▼▼▼

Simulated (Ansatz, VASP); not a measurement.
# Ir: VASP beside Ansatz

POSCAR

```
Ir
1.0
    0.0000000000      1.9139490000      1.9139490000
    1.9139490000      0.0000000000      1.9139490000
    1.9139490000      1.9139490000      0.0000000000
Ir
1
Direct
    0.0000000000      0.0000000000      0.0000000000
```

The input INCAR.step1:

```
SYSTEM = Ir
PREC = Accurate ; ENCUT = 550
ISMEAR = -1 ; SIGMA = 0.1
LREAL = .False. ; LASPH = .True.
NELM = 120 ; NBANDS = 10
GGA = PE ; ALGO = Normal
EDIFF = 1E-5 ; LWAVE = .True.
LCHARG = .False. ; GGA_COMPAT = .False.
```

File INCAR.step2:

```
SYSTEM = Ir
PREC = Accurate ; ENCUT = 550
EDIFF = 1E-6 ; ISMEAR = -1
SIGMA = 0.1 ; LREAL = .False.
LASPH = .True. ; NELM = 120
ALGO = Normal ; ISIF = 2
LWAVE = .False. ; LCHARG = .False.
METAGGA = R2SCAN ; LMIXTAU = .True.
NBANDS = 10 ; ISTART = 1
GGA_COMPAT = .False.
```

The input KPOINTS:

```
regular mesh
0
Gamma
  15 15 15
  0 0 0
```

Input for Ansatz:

▲▲▲

WORK ITEM: Retype the records exactly.

TASK ANSWER:
Simulated (Ansatz, VASP); not a measurement.
# Ir: VASP beside Ansatz

POSCAR

```
Ir
1.0
    0.0000000000      1.9139490000      1.9139490000
    1.9139490000      0.0000000000      1.9139490000
    1.9139490000      1.9139490000      0.0000000000
Ir
1
Direct
    0.0000000000      0.0000000000      0.0000000000
```

The input INCAR.step1:

```
SYSTEM = Ir
PREC = Accurate ; ENCUT = 550
ISMEAR = -1 ; SIGMA = 0.1
LREAL = .False. ; LASPH = .True.
NELM = 120 ; NBANDS = 10
GGA = PE ; ALGO = Normal
EDIFF = 1E-5 ; LWAVE = .True.
LCHARG = .False. ; GGA_COMPAT = .False.
```

File INCAR.step2:

```
SYSTEM = Ir
PREC = Accurate ; ENCUT = 550
EDIFF = 1E-6 ; ISMEAR = -1
SIGMA = 0.1 ; LREAL = .False.
LASPH = .True. ; NELM = 120
ALGO = Normal ; ISIF = 2
LWAVE = .False. ; LCHARG = .False.
METAGGA = R2SCAN ; LMIXTAU = .True.
NBANDS = 10 ; ISTART = 1
GGA_COMPAT = .False.
```

The input KPOINTS:

```
regular mesh
0
Gamma
  15 15 15
  0 0 0
```

Input for Ansatz:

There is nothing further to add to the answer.